_RECORDS SUPPLIED_
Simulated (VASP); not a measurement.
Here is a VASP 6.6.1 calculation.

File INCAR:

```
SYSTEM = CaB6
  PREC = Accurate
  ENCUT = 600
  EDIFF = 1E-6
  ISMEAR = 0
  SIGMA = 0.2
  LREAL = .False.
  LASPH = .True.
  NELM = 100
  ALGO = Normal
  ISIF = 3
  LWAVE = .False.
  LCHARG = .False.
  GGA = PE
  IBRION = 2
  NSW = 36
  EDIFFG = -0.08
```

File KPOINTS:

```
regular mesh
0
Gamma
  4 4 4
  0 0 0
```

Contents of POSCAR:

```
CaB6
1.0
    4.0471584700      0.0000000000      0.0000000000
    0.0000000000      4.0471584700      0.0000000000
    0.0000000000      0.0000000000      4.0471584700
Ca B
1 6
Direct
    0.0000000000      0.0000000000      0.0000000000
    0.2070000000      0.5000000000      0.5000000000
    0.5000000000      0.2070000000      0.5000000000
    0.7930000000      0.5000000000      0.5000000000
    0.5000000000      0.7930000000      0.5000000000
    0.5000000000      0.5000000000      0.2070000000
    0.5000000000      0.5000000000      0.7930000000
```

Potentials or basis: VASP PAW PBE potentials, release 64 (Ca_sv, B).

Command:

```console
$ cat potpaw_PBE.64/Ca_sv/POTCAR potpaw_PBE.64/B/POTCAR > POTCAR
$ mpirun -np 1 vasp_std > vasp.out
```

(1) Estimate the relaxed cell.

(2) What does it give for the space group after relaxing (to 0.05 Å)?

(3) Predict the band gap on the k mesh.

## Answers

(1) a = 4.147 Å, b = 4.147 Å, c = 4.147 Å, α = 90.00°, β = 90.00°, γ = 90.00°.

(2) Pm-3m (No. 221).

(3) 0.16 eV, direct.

_ACTION ITEM_
Set down the lines of the listing word for word, from its first line through the line containing "(2) Pm-3m (No. 221).". Both of those lines belong in the answer, and no others do.

_RESPONSE_
Simulated (VASP); not a measurement.
Here is a VASP 6.6.1 calculation.

File INCAR:

```
SYSTEM = CaB6
  PREC = Accurate
  ENCUT = 600
  EDIFF = 1E-6
  ISMEAR = 0
  SIGMA = 0.2
  LREAL = .False.
  LASPH = .True.
  NELM = 100
  ALGO = Normal
  ISIF = 3
  LWAVE = .False.
  LCHARG = .False.
  GGA = PE
  IBRION = 2
  NSW = 36
  EDIFFG = -0.08
```

File KPOINTS:

```
regular mesh
0
Gamma
  4 4 4
  0 0 0
```

Contents of POSCAR:

```
CaB6
1.0
    4.0471584700      0.0000000000      0.0000000000
    0.0000000000      4.0471584700      0.0000000000
    0.0000000000      0.0000000000      4.0471584700
Ca B
1 6
Direct
    0.0000000000      0.0000000000      0.0000000000
    0.2070000000      0.5000000000      0.5000000000
    0.5000000000      0.2070000000      0.5000000000
    0.7930000000      0.5000000000      0.5000000000
    0.5000000000      0.7930000000      0.5000000000
    0.5000000000      0.5000000000      0.2070000000
    0.5000000000      0.5000000000      0.7930000000
```

Potentials or basis: VASP PAW PBE potentials, release 64 (Ca_sv, B).

Command:

```console
$ cat potpaw_PBE.64/Ca_sv/POTCAR potpaw_PBE.64/B/POTCAR > POTCAR
$ mpirun -np 1 vasp_std > vasp.out
```

(1) Estimate the relaxed cell.

(2) What does it give for the space group after relaxing (to 0.05 Å)?

(3) Predict the band gap on the k mesh.

## Answers

(1) a = 4.147 Å, b = 4.147 Å, c = 4.147 Å, α = 90.00°, β = 90.00°, γ = 90.00°.

(2) Pm-3m (No. 221).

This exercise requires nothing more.